INFORMATION GIVEN Block Start

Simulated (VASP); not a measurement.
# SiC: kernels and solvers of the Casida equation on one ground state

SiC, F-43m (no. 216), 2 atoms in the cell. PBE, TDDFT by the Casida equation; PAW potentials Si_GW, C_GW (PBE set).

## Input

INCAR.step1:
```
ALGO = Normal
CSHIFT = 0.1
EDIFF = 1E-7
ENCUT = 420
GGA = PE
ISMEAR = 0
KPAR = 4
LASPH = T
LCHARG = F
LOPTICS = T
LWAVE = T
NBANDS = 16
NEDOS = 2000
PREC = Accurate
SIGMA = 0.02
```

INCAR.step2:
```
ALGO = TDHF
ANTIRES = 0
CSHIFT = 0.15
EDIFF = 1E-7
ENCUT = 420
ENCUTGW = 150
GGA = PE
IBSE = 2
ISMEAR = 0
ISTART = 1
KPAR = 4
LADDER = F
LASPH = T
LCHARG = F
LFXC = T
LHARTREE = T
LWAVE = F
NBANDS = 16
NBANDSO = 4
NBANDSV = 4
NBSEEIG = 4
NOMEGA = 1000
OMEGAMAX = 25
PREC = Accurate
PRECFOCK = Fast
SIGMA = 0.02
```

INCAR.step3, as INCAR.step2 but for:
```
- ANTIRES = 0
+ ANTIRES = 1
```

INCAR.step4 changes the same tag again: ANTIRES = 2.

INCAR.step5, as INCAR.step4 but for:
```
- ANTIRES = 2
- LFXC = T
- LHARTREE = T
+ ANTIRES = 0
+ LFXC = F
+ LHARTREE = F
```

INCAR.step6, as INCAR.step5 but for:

INFORMATION GIVEN Block End

All that belongs in the answer is the lines from the start of the entries above through the line containing "INCAR.step4 changes the", each given exactly.

Simulated (VASP); not a measurement.
# SiC: kernels and solvers of the Casida equation on one ground state

SiC, F-43m (no. 216), 2 atoms in the cell. PBE, TDDFT by the Casida equation; PAW potentials Si_GW, C_GW (PBE set).

## Input

INCAR.step1:
```
ALGO = Normal
CSHIFT = 0.1
EDIFF = 1E-7
ENCUT = 420
GGA = PE
ISMEAR = 0
KPAR = 4
LASPH = T
LCHARG = F
LOPTICS = T
LWAVE = T
NBANDS = 16
NEDOS = 2000
PREC = Accurate
SIGMA = 0.02
```

INCAR.step2:
```
ALGO = TDHF
ANTIRES = 0
CSHIFT = 0.15
EDIFF = 1E-7
ENCUT = 420
ENCUTGW = 150
GGA = PE
IBSE = 2
ISMEAR = 0
ISTART = 1
KPAR = 4
LADDER = F
LASPH = T
LCHARG = F
LFXC = T
LHARTREE = T
LWAVE = F
NBANDS = 16
NBANDSO = 4
NBANDSV = 4
NBSEEIG = 4
NOMEGA = 1000
OMEGAMAX = 25
PREC = Accurate
PRECFOCK = Fast
SIGMA = 0.02
```

INCAR.step3, as INCAR.step2 but for:
```
- ANTIRES = 0
+ ANTIRES = 1
```

INCAR.step4 changes the same tag again: ANTIRES = 2.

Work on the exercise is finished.